Extracted entries:
————
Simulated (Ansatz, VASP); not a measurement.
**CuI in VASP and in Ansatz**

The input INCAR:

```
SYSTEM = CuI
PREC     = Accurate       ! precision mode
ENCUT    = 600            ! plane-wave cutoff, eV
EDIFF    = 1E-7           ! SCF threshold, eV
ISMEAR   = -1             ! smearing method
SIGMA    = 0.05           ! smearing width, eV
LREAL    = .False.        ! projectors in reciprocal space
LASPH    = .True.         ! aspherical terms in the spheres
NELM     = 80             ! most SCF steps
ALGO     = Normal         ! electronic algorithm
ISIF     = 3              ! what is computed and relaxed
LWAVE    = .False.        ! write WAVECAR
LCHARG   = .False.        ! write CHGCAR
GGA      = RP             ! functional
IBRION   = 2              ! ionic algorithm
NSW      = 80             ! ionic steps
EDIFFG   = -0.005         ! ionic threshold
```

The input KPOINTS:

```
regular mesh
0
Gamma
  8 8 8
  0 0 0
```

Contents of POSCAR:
————

Activity:
Copy every record above verbatim and in full.

Written response:
Simulated (Ansatz, VASP); not a measurement.
**CuI in VASP and in Ansatz**

The input INCAR:

```
SYSTEM = CuI
PREC     = Accurate       ! precision mode
ENCUT    = 600            ! plane-wave cutoff, eV
EDIFF    = 1E-7           ! SCF threshold, eV
ISMEAR   = -1             ! smearing method
SIGMA    = 0.05           ! smearing width, eV
LREAL    = .False.        ! projectors in reciprocal space
LASPH    = .True.         ! aspherical terms in the spheres
NELM     = 80             ! most SCF steps
ALGO     = Normal         ! electronic algorithm
ISIF     = 3              ! what is computed and relaxed
LWAVE    = .False.        ! write WAVECAR
LCHARG   = .False.        ! write CHGCAR
GGA      = RP             ! functional
IBRION   = 2              ! ionic algorithm
NSW      = 80             ! ionic steps
EDIFFG   = -0.005         ! ionic threshold
```

The input KPOINTS:

```
regular mesh
0
Gamma
  8 8 8
  0 0 0
```

Contents of POSCAR:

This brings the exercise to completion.